• Work order: Return the data below exactly, but only from the line containing "# Lattice parameter" through the line containing "Task: Estimate the withheld BLYP value.", with both of those lines included.

• Stored data:
++++++++++++++++++++
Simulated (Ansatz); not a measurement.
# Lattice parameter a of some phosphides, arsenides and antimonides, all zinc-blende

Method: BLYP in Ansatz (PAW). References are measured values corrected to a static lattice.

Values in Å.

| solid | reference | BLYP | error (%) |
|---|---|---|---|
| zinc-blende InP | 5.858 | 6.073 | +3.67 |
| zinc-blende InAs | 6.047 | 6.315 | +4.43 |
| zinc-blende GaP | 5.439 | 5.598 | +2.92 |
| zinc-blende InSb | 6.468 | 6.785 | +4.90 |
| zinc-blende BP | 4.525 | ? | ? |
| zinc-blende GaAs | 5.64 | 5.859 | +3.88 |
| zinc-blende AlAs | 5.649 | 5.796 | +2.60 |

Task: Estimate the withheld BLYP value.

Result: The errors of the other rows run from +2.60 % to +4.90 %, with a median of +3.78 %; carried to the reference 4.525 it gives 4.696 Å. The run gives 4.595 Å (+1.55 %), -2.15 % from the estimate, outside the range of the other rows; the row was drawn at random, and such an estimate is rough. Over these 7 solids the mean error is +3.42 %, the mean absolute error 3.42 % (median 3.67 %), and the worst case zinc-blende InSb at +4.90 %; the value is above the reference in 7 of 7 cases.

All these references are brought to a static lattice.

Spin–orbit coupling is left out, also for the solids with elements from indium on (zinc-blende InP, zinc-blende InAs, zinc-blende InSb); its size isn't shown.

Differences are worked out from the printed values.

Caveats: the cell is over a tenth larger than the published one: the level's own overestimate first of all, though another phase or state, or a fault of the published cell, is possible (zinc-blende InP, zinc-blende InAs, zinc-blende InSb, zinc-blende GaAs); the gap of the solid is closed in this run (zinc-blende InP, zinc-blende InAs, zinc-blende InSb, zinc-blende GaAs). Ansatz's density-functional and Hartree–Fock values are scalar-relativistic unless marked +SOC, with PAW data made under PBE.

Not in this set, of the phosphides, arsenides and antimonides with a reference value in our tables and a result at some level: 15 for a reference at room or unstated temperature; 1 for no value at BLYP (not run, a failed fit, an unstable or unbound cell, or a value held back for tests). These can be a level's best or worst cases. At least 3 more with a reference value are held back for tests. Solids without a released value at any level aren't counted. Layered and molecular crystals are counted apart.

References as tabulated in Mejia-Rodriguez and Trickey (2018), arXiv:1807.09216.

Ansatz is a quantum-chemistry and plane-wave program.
++++++++++++++++++++

• Answer section:
# Lattice parameter a of some phosphides, arsenides and antimonides, all zinc-blende

Method: BLYP in Ansatz (PAW). References are measured values corrected to a static lattice.

Values in Å.

| solid | reference | BLYP | error (%) |
|---|---|---|---|
| zinc-blende InP | 5.858 | 6.073 | +3.67 |
| zinc-blende InAs | 6.047 | 6.315 | +4.43 |
| zinc-blende GaP | 5.439 | 5.598 | +2.92 |
| zinc-blende InSb | 6.468 | 6.785 | +4.90 |
| zinc-blende BP | 4.525 | ? | ? |
| zinc-blende GaAs | 5.64 | 5.859 | +3.88 |
| zinc-blende AlAs | 5.649 | 5.796 | +2.60 |

Task: Estimate the withheld BLYP value.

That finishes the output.